_Activity_:
Look below for the line holding "none | -33.6 |" and the line holding "Solution. (a) -30.6; (b) -22.8; (c) 8.3.". Repeat those two and everything between, exactly.

_Data to examine_:
- Opening Delimiter -
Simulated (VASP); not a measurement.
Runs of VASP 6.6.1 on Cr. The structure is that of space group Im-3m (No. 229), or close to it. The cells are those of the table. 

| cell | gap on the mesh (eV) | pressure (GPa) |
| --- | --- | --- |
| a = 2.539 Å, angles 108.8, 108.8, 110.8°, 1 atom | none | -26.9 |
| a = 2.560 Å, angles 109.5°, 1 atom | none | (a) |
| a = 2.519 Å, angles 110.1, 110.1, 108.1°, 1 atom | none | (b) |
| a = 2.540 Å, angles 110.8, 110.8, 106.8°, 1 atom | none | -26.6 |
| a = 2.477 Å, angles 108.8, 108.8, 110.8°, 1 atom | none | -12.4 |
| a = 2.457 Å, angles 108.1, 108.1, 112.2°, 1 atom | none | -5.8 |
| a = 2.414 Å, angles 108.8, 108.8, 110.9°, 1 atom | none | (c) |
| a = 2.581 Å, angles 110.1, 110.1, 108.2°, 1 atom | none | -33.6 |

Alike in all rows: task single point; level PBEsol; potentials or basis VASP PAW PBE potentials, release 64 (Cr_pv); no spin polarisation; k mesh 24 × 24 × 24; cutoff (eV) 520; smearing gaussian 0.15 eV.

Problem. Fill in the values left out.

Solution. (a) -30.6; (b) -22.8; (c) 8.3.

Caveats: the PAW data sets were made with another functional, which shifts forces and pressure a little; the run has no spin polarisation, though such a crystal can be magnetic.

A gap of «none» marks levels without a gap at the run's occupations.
- Closing Delimiter -

_Answer section_:
| a = 2.581 Å, angles 110.1, 110.1, 108.2°, 1 atom | none | -33.6 |

Alike in all rows: task single point; level PBEsol; potentials or basis VASP PAW PBE potentials, release 64 (Cr_pv); no spin polarisation; k mesh 24 × 24 × 24; cutoff (eV) 520; smearing gaussian 0.15 eV.

Problem. Fill in the values left out.

Solution. (a) -30.6; (b) -22.8; (c) 8.3.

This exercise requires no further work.